**ACTIVITY**
Could you return every record below exactly as it is written?

Start of INFORMATION SUPPLIED

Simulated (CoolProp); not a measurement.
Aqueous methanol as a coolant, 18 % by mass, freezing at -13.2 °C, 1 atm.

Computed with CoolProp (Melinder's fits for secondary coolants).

End of INFORMATION SUPPLIED

**YOUR SOLUTION**
Simulated (CoolProp); not a measurement.
Aqueous methanol as a coolant, 18 % by mass, freezing at -13.2 °C, 1 atm.

Computed with CoolProp (Melinder's fits for secondary coolants).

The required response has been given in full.